Supplied data
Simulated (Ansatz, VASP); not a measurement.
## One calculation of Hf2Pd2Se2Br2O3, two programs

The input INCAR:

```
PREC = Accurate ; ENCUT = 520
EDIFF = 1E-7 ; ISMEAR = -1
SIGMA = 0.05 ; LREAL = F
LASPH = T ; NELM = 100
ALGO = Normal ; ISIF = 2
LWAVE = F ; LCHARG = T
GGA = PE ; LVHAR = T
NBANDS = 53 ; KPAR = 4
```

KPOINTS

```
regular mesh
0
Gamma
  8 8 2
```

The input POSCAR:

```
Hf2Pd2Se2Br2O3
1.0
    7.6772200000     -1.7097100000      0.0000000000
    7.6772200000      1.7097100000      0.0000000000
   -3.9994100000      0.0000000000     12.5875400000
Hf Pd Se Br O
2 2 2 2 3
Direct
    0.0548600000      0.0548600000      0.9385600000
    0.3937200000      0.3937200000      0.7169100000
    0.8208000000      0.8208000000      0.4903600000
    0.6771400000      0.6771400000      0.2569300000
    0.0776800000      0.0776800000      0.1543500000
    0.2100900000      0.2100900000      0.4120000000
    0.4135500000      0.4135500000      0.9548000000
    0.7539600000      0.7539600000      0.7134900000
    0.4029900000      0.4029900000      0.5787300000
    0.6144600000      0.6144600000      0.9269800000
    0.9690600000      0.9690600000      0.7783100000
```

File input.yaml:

Requirement
All of the records above must be reproduced exactly.

Task answer
Simulated (Ansatz, VASP); not a measurement.
## One calculation of Hf2Pd2Se2Br2O3, two programs

The input INCAR:

```
PREC = Accurate ; ENCUT = 520
EDIFF = 1E-7 ; ISMEAR = -1
SIGMA = 0.05 ; LREAL = F
LASPH = T ; NELM = 100
ALGO = Normal ; ISIF = 2
LWAVE = F ; LCHARG = T
GGA = PE ; LVHAR = T
NBANDS = 53 ; KPAR = 4
```

KPOINTS

```
regular mesh
0
Gamma
  8 8 2
```

The input POSCAR:

```
Hf2Pd2Se2Br2O3
1.0
    7.6772200000     -1.7097100000      0.0000000000
    7.6772200000      1.7097100000      0.0000000000
   -3.9994100000      0.0000000000     12.5875400000
Hf Pd Se Br O
2 2 2 2 3
Direct
    0.0548600000      0.0548600000      0.9385600000
    0.3937200000      0.3937200000      0.7169100000
    0.8208000000      0.8208000000      0.4903600000
    0.6771400000      0.6771400000      0.2569300000
    0.0776800000      0.0776800000      0.1543500000
    0.2100900000      0.2100900000      0.4120000000
    0.4135500000      0.4135500000      0.9548000000
    0.7539600000      0.7539600000      0.7134900000
    0.4029900000      0.4029900000      0.5787300000
    0.6144600000      0.6144600000      0.9269800000
    0.9690600000      0.9690600000      0.7783100000
```

File input.yaml:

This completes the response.